____________________

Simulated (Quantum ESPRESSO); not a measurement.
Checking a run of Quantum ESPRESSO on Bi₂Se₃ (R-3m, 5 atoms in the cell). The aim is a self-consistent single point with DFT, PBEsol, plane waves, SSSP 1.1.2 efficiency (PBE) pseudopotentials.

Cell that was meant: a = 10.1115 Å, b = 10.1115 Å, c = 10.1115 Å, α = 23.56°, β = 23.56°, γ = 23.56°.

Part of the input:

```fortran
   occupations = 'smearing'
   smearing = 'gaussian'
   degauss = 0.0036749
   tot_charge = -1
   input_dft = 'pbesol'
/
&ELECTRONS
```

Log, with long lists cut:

____________________

Requirement |
Would you copy the whole listing exactly?

Your solution |
Simulated (Quantum ESPRESSO); not a measurement.
Checking a run of Quantum ESPRESSO on Bi₂Se₃ (R-3m, 5 atoms in the cell). The aim is a self-consistent single point with DFT, PBEsol, plane waves, SSSP 1.1.2 efficiency (PBE) pseudopotentials.

Cell that was meant: a = 10.1115 Å, b = 10.1115 Å, c = 10.1115 Å, α = 23.56°, β = 23.56°, γ = 23.56°.

Part of the input:

```fortran
   occupations = 'smearing'
   smearing = 'gaussian'
   degauss = 0.0036749
   tot_charge = -1
   input_dft = 'pbesol'
/
&ELECTRONS
```

Log, with long lists cut:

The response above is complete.